▶ _Provided information_
--

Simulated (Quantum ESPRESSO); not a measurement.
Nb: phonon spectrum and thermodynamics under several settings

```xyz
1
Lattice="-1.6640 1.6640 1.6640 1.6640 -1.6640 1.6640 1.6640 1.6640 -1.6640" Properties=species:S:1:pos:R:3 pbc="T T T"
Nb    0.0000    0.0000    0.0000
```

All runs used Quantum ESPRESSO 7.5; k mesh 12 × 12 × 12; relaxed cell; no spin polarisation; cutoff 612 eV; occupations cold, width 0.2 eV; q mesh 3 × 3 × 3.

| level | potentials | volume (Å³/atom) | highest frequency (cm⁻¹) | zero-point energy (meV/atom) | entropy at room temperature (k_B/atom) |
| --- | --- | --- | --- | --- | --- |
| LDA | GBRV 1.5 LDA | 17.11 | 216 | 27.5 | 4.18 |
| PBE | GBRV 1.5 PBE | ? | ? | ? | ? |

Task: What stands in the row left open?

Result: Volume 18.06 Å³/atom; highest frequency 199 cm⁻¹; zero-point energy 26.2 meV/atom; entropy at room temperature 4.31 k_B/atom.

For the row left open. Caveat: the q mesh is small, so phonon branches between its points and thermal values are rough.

--

▶ _Activity_
Repeat every line exactly, starting with the first line of the entries, and stop once the line containing "Result: Volume 18.06" has been given.

▶ _Expected answer_
Simulated (Quantum ESPRESSO); not a measurement.
Nb: phonon spectrum and thermodynamics under several settings

```xyz
1
Lattice="-1.6640 1.6640 1.6640 1.6640 -1.6640 1.6640 1.6640 1.6640 -1.6640" Properties=species:S:1:pos:R:3 pbc="T T T"
Nb    0.0000    0.0000    0.0000
```

All runs used Quantum ESPRESSO 7.5; k mesh 12 × 12 × 12; relaxed cell; no spin polarisation; cutoff 612 eV; occupations cold, width 0.2 eV; q mesh 3 × 3 × 3.

| level | potentials | volume (Å³/atom) | highest frequency (cm⁻¹) | zero-point energy (meV/atom) | entropy at room temperature (k_B/atom) |
| --- | --- | --- | --- | --- | --- |
| LDA | GBRV 1.5 LDA | 17.11 | 216 | 27.5 | 4.18 |
| PBE | GBRV 1.5 PBE | ? | ? | ? | ? |

Task: What stands in the row left open?

Result: Volume 18.06 Å³/atom; highest frequency 199 cm⁻¹; zero-point energy 26.2 meV/atom; entropy at room temperature 4.31 k_B/atom.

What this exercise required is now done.